§ Activity: Beginning with the first line, copy out each line of the material until the line containing "Measured: gap 3.60" has been copied as well.

§ Data for analysis:
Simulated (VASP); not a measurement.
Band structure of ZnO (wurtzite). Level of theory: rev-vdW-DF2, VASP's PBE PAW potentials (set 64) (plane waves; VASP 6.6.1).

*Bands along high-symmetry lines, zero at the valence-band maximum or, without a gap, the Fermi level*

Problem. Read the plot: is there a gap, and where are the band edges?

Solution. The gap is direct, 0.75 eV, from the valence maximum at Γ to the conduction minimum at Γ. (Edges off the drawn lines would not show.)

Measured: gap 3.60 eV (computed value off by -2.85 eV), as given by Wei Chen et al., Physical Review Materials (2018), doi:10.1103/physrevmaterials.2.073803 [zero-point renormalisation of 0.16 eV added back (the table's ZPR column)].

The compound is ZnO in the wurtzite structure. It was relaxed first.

§ Exercise solution:
Simulated (VASP); not a measurement.
Band structure of ZnO (wurtzite). Level of theory: rev-vdW-DF2, VASP's PBE PAW potentials (set 64) (plane waves; VASP 6.6.1).

*Bands along high-symmetry lines, zero at the valence-band maximum or, without a gap, the Fermi level*

Problem. Read the plot: is there a gap, and where are the band edges?

Solution. The gap is direct, 0.75 eV, from the valence maximum at Γ to the conduction minimum at Γ. (Edges off the drawn lines would not show.)

Measured: gap 3.60 eV (computed value off by -2.85 eV), as given by Wei Chen et al., Physical Review Materials (2018), doi:10.1103/physrevmaterials.2.073803 [zero-point renormalisation of 0.16 eV added back (the table's ZPR column)].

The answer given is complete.